-- Record extracts --
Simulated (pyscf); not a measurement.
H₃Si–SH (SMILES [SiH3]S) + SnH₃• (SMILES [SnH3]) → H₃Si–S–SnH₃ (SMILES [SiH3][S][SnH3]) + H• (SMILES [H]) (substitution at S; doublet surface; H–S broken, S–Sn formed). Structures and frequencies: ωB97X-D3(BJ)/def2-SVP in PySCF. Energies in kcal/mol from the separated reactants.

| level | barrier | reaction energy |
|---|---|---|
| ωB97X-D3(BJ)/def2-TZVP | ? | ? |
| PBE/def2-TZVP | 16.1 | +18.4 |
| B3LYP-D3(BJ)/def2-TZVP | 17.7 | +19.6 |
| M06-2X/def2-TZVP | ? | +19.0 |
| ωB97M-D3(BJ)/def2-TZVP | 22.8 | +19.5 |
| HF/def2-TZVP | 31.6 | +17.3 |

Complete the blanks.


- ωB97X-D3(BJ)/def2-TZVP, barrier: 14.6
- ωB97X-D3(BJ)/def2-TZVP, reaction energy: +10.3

-- Work task --
Print again the lines of the entries above that fall between the line holding "31.6 | +17.3 |" and the line holding "- ωB97X-D3(BJ)/def2-TZVP, barrier: 14.6", inclusive, exactly as they stand.

-- Written response --
| HF/def2-TZVP | 31.6 | +17.3 |

Complete the blanks.


- ωB97X-D3(BJ)/def2-TZVP, barrier: 14.6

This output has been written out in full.